* * * * * * * * *
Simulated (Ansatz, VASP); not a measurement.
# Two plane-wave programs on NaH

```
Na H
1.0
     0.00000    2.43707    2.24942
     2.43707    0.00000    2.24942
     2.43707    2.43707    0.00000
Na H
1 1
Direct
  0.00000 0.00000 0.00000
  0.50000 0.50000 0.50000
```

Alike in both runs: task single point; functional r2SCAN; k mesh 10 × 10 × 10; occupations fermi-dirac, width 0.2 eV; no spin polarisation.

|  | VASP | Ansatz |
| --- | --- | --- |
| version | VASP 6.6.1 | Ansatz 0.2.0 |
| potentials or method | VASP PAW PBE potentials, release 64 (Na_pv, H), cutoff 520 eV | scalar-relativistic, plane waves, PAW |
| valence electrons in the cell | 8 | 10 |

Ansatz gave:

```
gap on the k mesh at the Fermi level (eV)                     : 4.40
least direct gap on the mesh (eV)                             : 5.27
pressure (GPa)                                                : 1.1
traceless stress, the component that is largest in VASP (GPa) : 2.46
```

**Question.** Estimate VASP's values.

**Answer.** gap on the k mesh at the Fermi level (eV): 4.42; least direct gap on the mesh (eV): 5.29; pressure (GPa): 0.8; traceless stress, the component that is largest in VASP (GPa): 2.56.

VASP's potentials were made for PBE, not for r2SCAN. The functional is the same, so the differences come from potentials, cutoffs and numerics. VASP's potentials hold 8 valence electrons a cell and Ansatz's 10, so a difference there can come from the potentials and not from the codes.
* * * * * * * * *

Every line from the line containing "Estimate VASP's values." through the line containing "VASP (GPa): 2.56." in the records above must be retyped exactly. Leave out the rest.

Written solution.
**Question.** Estimate VASP's values.

**Answer.** gap on the k mesh at the Fermi level (eV): 4.42; least direct gap on the mesh (eV): 5.29; pressure (GPa): 0.8; traceless stress, the component that is largest in VASP (GPa): 2.56.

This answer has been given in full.